• **Stored data**:
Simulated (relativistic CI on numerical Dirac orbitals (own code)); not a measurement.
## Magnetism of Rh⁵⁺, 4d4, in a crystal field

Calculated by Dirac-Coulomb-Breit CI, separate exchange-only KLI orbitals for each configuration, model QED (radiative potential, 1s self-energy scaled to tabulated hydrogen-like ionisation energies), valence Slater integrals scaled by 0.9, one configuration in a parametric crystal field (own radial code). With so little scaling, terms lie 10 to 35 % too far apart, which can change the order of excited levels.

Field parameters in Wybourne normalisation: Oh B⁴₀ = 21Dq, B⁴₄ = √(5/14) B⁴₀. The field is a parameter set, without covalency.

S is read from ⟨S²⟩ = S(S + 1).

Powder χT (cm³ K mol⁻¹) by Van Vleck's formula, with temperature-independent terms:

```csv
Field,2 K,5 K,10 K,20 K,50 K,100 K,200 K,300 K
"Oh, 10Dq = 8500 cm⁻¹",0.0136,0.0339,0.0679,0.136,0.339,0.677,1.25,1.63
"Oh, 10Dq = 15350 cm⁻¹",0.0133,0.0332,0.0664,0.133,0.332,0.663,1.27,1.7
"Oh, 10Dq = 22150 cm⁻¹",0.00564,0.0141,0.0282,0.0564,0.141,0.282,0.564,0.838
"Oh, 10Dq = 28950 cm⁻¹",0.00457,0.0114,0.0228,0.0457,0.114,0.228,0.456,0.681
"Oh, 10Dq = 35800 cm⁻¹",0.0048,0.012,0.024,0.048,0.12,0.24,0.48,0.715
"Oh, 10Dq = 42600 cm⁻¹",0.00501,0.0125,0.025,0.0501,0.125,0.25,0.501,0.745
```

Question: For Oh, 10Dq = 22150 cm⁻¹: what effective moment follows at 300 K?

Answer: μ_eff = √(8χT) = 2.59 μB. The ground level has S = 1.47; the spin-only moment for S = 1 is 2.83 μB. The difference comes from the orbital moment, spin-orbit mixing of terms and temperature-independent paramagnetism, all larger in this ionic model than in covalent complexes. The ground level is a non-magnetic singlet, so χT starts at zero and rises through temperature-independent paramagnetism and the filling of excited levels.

• **Exercise**: Reproduce only what lies between the start of the listing above and the end of the line containing "Question: For Oh, 10Dq", keeping every line exact.

• **Task solution**:
Simulated (relativistic CI on numerical Dirac orbitals (own code)); not a measurement.
## Magnetism of Rh⁵⁺, 4d4, in a crystal field

Calculated by Dirac-Coulomb-Breit CI, separate exchange-only KLI orbitals for each configuration, model QED (radiative potential, 1s self-energy scaled to tabulated hydrogen-like ionisation energies), valence Slater integrals scaled by 0.9, one configuration in a parametric crystal field (own radial code). With so little scaling, terms lie 10 to 35 % too far apart, which can change the order of excited levels.

Field parameters in Wybourne normalisation: Oh B⁴₀ = 21Dq, B⁴₄ = √(5/14) B⁴₀. The field is a parameter set, without covalency.

S is read from ⟨S²⟩ = S(S + 1).

Powder χT (cm³ K mol⁻¹) by Van Vleck's formula, with temperature-independent terms:

```csv
Field,2 K,5 K,10 K,20 K,50 K,100 K,200 K,300 K
"Oh, 10Dq = 8500 cm⁻¹",0.0136,0.0339,0.0679,0.136,0.339,0.677,1.25,1.63
"Oh, 10Dq = 15350 cm⁻¹",0.0133,0.0332,0.0664,0.133,0.332,0.663,1.27,1.7
"Oh, 10Dq = 22150 cm⁻¹",0.00564,0.0141,0.0282,0.0564,0.141,0.282,0.564,0.838
"Oh, 10Dq = 28950 cm⁻¹",0.00457,0.0114,0.0228,0.0457,0.114,0.228,0.456,0.681
"Oh, 10Dq = 35800 cm⁻¹",0.0048,0.012,0.024,0.048,0.12,0.24,0.48,0.715
"Oh, 10Dq = 42600 cm⁻¹",0.00501,0.0125,0.025,0.0501,0.125,0.25,0.501,0.745
```

Question: For Oh, 10Dq = 22150 cm⁻¹: what effective moment follows at 300 K?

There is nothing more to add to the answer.